◆ **WORK INSTRUCTION**
With the records below as your source, retype each line exactly from the top down to the line that contains "On an Arm Neoverse", and include that line.

◆ **GIVEN DATA**
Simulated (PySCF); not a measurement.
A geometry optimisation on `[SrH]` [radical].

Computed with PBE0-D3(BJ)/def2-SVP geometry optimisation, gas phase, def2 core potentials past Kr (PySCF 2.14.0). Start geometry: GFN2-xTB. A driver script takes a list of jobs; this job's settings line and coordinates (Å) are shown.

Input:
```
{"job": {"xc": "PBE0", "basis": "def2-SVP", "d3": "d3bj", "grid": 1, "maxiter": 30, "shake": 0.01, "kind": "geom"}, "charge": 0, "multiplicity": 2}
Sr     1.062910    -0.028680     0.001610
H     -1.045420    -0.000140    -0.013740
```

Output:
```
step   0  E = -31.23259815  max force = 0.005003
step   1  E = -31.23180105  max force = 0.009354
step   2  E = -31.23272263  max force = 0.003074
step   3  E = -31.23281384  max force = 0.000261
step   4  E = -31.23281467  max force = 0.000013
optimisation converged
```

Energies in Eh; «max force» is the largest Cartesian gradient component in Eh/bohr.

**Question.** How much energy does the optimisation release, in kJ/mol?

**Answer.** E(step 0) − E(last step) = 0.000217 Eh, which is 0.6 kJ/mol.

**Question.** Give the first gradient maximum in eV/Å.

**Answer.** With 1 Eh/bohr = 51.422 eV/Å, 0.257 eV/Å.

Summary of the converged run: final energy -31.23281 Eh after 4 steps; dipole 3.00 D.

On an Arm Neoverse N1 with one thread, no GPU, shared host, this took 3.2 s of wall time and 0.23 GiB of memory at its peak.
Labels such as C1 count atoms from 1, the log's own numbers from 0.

◆ **TASK ANSWER**
Simulated (PySCF); not a measurement.
A geometry optimisation on `[SrH]` [radical].

Computed with PBE0-D3(BJ)/def2-SVP geometry optimisation, gas phase, def2 core potentials past Kr (PySCF 2.14.0). Start geometry: GFN2-xTB. A driver script takes a list of jobs; this job's settings line and coordinates (Å) are shown.

Input:
```
{"job": {"xc": "PBE0", "basis": "def2-SVP", "d3": "d3bj", "grid": 1, "maxiter": 30, "shake": 0.01, "kind": "geom"}, "charge": 0, "multiplicity": 2}
Sr     1.062910    -0.028680     0.001610
H     -1.045420    -0.000140    -0.013740
```

Output:
```
step   0  E = -31.23259815  max force = 0.005003
step   1  E = -31.23180105  max force = 0.009354
step   2  E = -31.23272263  max force = 0.003074
step   3  E = -31.23281384  max force = 0.000261
step   4  E = -31.23281467  max force = 0.000013
optimisation converged
```

Energies in Eh; «max force» is the largest Cartesian gradient component in Eh/bohr.

**Question.** How much energy does the optimisation release, in kJ/mol?

**Answer.** E(step 0) − E(last step) = 0.000217 Eh, which is 0.6 kJ/mol.

**Question.** Give the first gradient maximum in eV/Å.

**Answer.** With 1 Eh/bohr = 51.422 eV/Å, 0.257 eV/Å.

Summary of the converged run: final energy -31.23281 Eh after 4 steps; dipole 3.00 D.

On an Arm Neoverse N1 with one thread, no GPU, shared host, this took 3.2 s of wall time and 0.23 GiB of memory at its peak.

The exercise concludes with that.